▼▼▼

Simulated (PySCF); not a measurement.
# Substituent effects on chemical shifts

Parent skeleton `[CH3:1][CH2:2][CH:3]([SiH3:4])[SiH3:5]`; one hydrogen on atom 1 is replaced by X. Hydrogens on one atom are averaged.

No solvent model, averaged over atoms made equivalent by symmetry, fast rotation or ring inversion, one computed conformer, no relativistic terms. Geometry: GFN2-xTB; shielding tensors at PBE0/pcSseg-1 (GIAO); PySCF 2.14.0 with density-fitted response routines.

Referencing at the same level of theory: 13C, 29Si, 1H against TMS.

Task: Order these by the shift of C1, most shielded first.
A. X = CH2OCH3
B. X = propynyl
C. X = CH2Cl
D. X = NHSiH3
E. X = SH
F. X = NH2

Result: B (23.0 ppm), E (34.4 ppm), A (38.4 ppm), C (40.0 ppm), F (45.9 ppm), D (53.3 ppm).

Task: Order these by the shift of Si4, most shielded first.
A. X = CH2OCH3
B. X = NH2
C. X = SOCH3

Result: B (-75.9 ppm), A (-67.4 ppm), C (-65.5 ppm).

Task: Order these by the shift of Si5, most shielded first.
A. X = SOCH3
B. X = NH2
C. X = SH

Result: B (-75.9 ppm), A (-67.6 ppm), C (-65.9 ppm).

▲▲▲

Everything above from the line containing "atom are averaged." down to the line containing "No solvent model, averaged" should be copied exactly, both end lines included, and nothing else.

Parent skeleton `[CH3:1][CH2:2][CH:3]([SiH3:4])[SiH3:5]`; one hydrogen on atom 1 is replaced by X. Hydrogens on one atom are averaged.

No solvent model, averaged over atoms made equivalent by symmetry, fast rotation or ring inversion, one computed conformer, no relativistic terms. Geometry: GFN2-xTB; shielding tensors at PBE0/pcSseg-1 (GIAO); PySCF 2.14.0 with density-fitted response routines.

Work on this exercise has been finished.